**WORK TASK:** When you reach the line containing "Alike in both", stop after it; until then, copy each line of the listing exactly, starting with the first.

^^^^^^^^^^^^^^^^
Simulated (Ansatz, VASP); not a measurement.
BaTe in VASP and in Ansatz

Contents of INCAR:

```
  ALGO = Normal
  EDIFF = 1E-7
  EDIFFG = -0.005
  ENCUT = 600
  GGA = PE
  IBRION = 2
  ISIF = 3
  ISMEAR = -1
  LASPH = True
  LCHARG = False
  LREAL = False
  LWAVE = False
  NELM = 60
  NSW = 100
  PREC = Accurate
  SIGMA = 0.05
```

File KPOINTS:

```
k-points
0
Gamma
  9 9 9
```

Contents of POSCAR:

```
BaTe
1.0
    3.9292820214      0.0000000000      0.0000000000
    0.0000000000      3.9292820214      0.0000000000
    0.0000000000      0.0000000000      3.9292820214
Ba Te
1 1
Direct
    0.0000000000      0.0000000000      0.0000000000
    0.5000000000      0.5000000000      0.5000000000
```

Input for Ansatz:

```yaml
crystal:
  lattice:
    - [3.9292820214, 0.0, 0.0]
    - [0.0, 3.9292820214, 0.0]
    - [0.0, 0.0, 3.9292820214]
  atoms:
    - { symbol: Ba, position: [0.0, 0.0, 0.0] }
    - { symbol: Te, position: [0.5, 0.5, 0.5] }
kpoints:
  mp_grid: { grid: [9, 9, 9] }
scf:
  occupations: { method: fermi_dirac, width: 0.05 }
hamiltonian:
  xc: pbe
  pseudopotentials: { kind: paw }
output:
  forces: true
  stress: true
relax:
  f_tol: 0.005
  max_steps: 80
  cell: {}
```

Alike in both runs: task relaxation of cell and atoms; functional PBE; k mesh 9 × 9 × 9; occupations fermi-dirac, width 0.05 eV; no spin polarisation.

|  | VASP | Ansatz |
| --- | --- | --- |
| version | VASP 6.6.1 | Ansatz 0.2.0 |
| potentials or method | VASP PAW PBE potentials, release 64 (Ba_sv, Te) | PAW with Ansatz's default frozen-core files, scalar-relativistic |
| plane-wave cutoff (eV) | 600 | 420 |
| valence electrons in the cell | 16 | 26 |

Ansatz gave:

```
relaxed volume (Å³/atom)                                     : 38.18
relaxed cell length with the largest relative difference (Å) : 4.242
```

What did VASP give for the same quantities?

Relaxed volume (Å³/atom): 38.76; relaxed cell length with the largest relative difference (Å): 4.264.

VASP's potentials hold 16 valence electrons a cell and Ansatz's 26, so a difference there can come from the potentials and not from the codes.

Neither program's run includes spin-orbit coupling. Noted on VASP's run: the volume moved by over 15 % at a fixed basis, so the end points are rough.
^^^^^^^^^^^^^^^^

**EXERCISE SOLUTION:**
Simulated (Ansatz, VASP); not a measurement.
BaTe in VASP and in Ansatz

Contents of INCAR:

```
  ALGO = Normal
  EDIFF = 1E-7
  EDIFFG = -0.005
  ENCUT = 600
  GGA = PE
  IBRION = 2
  ISIF = 3
  ISMEAR = -1
  LASPH = True
  LCHARG = False
  LREAL = False
  LWAVE = False
  NELM = 60
  NSW = 100
  PREC = Accurate
  SIGMA = 0.05
```

File KPOINTS:

```
k-points
0
Gamma
  9 9 9
```

Contents of POSCAR:

```
BaTe
1.0
    3.9292820214      0.0000000000      0.0000000000
    0.0000000000      3.9292820214      0.0000000000
    0.0000000000      0.0000000000      3.9292820214
Ba Te
1 1
Direct
    0.0000000000      0.0000000000      0.0000000000
    0.5000000000      0.5000000000      0.5000000000
```

Input for Ansatz:

```yaml
crystal:
  lattice:
    - [3.9292820214, 0.0, 0.0]
    - [0.0, 3.9292820214, 0.0]
    - [0.0, 0.0, 3.9292820214]
  atoms:
    - { symbol: Ba, position: [0.0, 0.0, 0.0] }
    - { symbol: Te, position: [0.5, 0.5, 0.5] }
kpoints:
  mp_grid: { grid: [9, 9, 9] }
scf:
  occupations: { method: fermi_dirac, width: 0.05 }
hamiltonian:
  xc: pbe
  pseudopotentials: { kind: paw }
output:
  forces: true
  stress: true
relax:
  f_tol: 0.005
  max_steps: 80
  cell: {}
```

Alike in both runs: task relaxation of cell and atoms; functional PBE; k mesh 9 × 9 × 9; occupations fermi-dirac, width 0.05 eV; no spin polarisation.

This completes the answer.